» Action item: Extract, unchanged, each line of the listing below from its first line through the line that contains "Q: Which of", inclusive, and nothing else.

» Material supplied:
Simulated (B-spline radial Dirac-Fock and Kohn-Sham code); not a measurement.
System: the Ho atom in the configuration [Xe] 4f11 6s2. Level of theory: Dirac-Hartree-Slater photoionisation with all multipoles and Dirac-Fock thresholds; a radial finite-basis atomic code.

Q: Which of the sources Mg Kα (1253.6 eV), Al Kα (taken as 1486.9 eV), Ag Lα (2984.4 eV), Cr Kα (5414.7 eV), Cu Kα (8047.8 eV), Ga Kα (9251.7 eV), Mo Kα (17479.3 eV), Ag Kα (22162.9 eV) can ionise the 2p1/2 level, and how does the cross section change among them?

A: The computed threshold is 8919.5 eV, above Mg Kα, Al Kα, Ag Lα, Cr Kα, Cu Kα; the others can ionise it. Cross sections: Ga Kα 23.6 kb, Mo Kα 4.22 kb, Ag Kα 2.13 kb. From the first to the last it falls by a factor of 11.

» Problem solution:
Simulated (B-spline radial Dirac-Fock and Kohn-Sham code); not a measurement.
System: the Ho atom in the configuration [Xe] 4f11 6s2. Level of theory: Dirac-Hartree-Slater photoionisation with all multipoles and Dirac-Fock thresholds; a radial finite-basis atomic code.

Q: Which of the sources Mg Kα (1253.6 eV), Al Kα (taken as 1486.9 eV), Ag Lα (2984.4 eV), Cr Kα (5414.7 eV), Cu Kα (8047.8 eV), Ga Kα (9251.7 eV), Mo Kα (17479.3 eV), Ag Kα (22162.9 eV) can ionise the 2p1/2 level, and how does the cross section change among them?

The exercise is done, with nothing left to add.